Work instruction: Please print every line of the material below exactly.

(Extracted material Opens)

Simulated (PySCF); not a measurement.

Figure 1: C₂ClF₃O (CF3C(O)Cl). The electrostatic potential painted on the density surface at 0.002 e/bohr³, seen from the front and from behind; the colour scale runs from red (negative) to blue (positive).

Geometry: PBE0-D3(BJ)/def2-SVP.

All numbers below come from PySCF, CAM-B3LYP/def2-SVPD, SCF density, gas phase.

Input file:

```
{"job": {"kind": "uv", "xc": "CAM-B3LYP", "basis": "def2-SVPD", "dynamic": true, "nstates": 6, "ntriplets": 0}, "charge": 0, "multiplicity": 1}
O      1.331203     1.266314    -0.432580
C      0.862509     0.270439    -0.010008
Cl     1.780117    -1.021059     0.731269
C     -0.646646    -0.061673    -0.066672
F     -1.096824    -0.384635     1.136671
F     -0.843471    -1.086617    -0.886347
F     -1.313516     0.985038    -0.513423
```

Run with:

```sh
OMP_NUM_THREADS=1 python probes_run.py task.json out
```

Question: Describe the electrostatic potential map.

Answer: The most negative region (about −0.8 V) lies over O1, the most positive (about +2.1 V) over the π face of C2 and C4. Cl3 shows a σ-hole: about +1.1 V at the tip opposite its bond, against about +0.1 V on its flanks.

(Extracted material Closes)

Response:
Simulated (PySCF); not a measurement.

Figure 1: C₂ClF₃O (CF3C(O)Cl). The electrostatic potential painted on the density surface at 0.002 e/bohr³, seen from the front and from behind; the colour scale runs from red (negative) to blue (positive).

Geometry: PBE0-D3(BJ)/def2-SVP.

All numbers below come from PySCF, CAM-B3LYP/def2-SVPD, SCF density, gas phase.

Input file:

```
{"job": {"kind": "uv", "xc": "CAM-B3LYP", "basis": "def2-SVPD", "dynamic": true, "nstates": 6, "ntriplets": 0}, "charge": 0, "multiplicity": 1}
O      1.331203     1.266314    -0.432580
C      0.862509     0.270439    -0.010008
Cl     1.780117    -1.021059     0.731269
C     -0.646646    -0.061673    -0.066672
F     -1.096824    -0.384635     1.136671
F     -0.843471    -1.086617    -0.886347
F     -1.313516     0.985038    -0.513423
```

Run with:

```sh
OMP_NUM_THREADS=1 python probes_run.py task.json out
```

Question: Describe the electrostatic potential map.

Answer: The most negative region (about −0.8 V) lies over O1, the most positive (about +2.1 V) over the π face of C2 and C4. Cl3 shows a σ-hole: about +1.1 V at the tip opposite its bond, against about +0.1 V on its flanks.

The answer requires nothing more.